→ Work request
Return only the lines running from the first line of the listing through the one with "# Computed records: GaN", unchanged.

(Information begins)
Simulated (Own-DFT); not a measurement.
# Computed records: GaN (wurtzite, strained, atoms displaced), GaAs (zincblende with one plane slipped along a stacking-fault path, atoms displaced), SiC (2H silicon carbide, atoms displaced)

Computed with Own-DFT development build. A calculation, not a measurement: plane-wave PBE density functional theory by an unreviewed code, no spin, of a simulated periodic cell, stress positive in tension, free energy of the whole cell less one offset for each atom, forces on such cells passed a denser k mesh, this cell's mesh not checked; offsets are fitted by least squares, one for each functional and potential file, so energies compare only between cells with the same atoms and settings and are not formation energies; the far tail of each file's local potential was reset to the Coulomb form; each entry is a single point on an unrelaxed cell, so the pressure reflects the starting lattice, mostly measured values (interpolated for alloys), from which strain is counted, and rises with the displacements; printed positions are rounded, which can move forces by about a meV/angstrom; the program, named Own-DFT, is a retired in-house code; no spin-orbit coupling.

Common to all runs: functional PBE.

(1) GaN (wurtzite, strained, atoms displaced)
(Information ends)

→ Answer section
Simulated (Own-DFT); not a measurement.
# Computed records: GaN (wurtzite, strained, atoms displaced), GaAs (zincblende with one plane slipped along a stacking-fault path, atoms displaced), SiC (2H silicon carbide, atoms displaced)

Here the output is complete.